**ASSIGNED TASK:**
Among the records that follow, set down only the lines from the one containing "0.00 | 0.0 | 52 |" to the one containing "-0.6 | 178 |", both included, exactly.

**DATA PROVIDED:**
▬▬▬▬▬▬▬▬▬▬

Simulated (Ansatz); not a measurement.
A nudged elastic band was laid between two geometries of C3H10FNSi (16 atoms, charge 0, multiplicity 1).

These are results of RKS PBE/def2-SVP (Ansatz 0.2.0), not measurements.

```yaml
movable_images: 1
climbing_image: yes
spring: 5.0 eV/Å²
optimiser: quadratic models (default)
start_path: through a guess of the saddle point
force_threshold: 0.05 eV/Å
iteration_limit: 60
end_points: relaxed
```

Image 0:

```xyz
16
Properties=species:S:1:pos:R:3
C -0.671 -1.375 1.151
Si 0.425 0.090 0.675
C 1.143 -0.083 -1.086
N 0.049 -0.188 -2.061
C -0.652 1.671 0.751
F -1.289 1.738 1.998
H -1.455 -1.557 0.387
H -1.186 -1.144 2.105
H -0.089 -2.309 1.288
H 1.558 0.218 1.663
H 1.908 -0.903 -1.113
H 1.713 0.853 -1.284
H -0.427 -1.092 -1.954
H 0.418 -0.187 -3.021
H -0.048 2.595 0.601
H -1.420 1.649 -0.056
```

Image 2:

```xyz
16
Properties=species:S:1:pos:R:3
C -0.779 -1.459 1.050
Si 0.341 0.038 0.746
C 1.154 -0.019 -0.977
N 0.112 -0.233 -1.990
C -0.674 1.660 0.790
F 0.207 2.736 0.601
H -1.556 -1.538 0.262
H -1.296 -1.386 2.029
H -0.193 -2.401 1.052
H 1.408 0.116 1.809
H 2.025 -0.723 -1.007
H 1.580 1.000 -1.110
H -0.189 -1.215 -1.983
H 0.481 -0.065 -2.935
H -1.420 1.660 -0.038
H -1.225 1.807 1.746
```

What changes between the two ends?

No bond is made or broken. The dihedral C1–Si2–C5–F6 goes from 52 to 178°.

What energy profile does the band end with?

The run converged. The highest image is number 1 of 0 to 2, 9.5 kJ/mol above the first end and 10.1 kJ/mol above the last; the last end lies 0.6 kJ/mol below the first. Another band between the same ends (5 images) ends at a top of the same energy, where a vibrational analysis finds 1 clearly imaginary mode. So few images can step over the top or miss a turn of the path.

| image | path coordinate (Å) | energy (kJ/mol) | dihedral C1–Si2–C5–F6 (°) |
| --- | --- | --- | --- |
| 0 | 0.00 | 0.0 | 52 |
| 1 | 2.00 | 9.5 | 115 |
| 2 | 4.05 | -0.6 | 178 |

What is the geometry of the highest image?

▬▬▬▬▬▬▬▬▬▬

**EXERCISE RESPONSE:**
| 0 | 0.00 | 0.0 | 52 |
| 1 | 2.00 | 9.5 | 115 |
| 2 | 4.05 | -0.6 | 178 |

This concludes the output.